» Activity
Please start at the first line of the records beneath and quote each line exactly, ending with the line containing "Energies count from".

» Listed entries
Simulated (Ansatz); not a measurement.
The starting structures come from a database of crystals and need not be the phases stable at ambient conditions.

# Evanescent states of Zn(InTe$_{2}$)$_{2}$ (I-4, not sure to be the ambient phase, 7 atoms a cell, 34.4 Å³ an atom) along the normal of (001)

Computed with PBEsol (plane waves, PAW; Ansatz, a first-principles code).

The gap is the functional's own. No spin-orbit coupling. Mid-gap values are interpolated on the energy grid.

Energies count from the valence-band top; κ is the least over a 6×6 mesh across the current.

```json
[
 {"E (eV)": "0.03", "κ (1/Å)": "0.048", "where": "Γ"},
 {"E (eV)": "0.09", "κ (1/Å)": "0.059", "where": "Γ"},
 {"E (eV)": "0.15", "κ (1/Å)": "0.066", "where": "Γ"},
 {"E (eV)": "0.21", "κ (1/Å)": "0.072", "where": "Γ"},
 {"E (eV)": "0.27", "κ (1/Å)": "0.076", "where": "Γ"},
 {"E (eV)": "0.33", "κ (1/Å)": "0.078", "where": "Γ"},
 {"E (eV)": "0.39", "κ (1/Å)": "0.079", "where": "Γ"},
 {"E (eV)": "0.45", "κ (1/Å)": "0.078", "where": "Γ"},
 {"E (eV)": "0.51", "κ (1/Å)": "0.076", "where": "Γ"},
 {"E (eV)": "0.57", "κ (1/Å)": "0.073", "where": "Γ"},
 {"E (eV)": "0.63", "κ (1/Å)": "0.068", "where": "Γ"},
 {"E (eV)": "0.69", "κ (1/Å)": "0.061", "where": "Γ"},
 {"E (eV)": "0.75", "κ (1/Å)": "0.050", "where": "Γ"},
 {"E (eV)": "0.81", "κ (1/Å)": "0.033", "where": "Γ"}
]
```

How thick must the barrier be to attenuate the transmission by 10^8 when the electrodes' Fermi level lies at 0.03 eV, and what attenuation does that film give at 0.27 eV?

» Worked solution
Simulated (Ansatz); not a measurement.
The starting structures come from a database of crystals and need not be the phases stable at ambient conditions.

# Evanescent states of Zn(InTe$_{2}$)$_{2}$ (I-4, not sure to be the ambient phase, 7 atoms a cell, 34.4 Å³ an atom) along the normal of (001)

Computed with PBEsol (plane waves, PAW; Ansatz, a first-principles code).

The gap is the functional's own. No spin-orbit coupling. Mid-gap values are interpolated on the energy grid.

Energies count from the valence-band top; κ is the least over a 6×6 mesh across the current.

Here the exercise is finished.